Could you reproduce all of the entries below without a single change?

Start of ENTRIES SUPPLIED
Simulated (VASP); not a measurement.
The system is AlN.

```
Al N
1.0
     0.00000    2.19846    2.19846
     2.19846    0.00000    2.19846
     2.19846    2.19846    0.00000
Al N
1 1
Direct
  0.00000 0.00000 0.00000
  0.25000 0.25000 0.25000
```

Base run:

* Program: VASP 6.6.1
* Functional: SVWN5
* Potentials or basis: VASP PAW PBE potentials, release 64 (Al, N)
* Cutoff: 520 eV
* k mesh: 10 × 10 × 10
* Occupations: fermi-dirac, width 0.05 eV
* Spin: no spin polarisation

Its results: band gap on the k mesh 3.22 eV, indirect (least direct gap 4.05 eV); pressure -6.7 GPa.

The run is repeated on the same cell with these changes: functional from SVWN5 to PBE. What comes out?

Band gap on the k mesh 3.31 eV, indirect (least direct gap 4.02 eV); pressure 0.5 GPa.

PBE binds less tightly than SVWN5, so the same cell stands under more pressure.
End of ENTRIES SUPPLIED

● **EXERCISE ANSWER**:
Simulated (VASP); not a measurement.
The system is AlN.

```
Al N
1.0
     0.00000    2.19846    2.19846
     2.19846    0.00000    2.19846
     2.19846    2.19846    0.00000
Al N
1 1
Direct
  0.00000 0.00000 0.00000
  0.25000 0.25000 0.25000
```

Base run:

* Program: VASP 6.6.1
* Functional: SVWN5
* Potentials or basis: VASP PAW PBE potentials, release 64 (Al, N)
* Cutoff: 520 eV
* k mesh: 10 × 10 × 10
* Occupations: fermi-dirac, width 0.05 eV
* Spin: no spin polarisation

Its results: band gap on the k mesh 3.22 eV, indirect (least direct gap 4.05 eV); pressure -6.7 GPa.

The run is repeated on the same cell with these changes: functional from SVWN5 to PBE. What comes out?

Band gap on the k mesh 3.31 eV, indirect (least direct gap 4.02 eV); pressure 0.5 GPa.

PBE binds less tightly than SVWN5, so the same cell stands under more pressure.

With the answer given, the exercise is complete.